Data to examine below:
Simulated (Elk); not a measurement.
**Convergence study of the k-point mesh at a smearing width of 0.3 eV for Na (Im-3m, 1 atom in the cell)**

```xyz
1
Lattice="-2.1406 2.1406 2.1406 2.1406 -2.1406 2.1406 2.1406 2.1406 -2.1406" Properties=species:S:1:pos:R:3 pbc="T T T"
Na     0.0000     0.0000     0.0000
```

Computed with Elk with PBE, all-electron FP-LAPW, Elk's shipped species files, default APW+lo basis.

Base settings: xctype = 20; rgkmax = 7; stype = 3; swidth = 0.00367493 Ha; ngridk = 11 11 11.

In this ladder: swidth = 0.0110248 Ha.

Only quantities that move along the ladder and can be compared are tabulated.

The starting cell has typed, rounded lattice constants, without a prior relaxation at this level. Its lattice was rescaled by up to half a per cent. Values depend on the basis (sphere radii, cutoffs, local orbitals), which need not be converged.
End of Data to examine.

● Requirement
Retype the records above exactly.

● Answer section
Simulated (Elk); not a measurement.
**Convergence study of the k-point mesh at a smearing width of 0.3 eV for Na (Im-3m, 1 atom in the cell)**

```xyz
1
Lattice="-2.1406 2.1406 2.1406 2.1406 -2.1406 2.1406 2.1406 2.1406 -2.1406" Properties=species:S:1:pos:R:3 pbc="T T T"
Na     0.0000     0.0000     0.0000
```

Computed with Elk with PBE, all-electron FP-LAPW, Elk's shipped species files, default APW+lo basis.

Base settings: xctype = 20; rgkmax = 7; stype = 3; swidth = 0.00367493 Ha; ngridk = 11 11 11.

In this ladder: swidth = 0.0110248 Ha.

Only quantities that move along the ladder and can be compared are tabulated.

The starting cell has typed, rounded lattice constants, without a prior relaxation at this level. Its lattice was rescaled by up to half a per cent. Values depend on the basis (sphere radii, cutoffs, local orbitals), which need not be converged.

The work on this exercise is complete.